■ REQUIREMENT:
The answer must be the full set of records, repeated exactly.

━━━━━━━━

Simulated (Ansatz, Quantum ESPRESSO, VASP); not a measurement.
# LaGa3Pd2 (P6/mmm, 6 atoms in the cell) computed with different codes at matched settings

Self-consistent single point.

━━━━━━━━

■ EXERCISE SOLUTION:
Simulated (Ansatz, Quantum ESPRESSO, VASP); not a measurement.
# LaGa3Pd2 (P6/mmm, 6 atoms in the cell) computed with different codes at matched settings

Self-consistent single point.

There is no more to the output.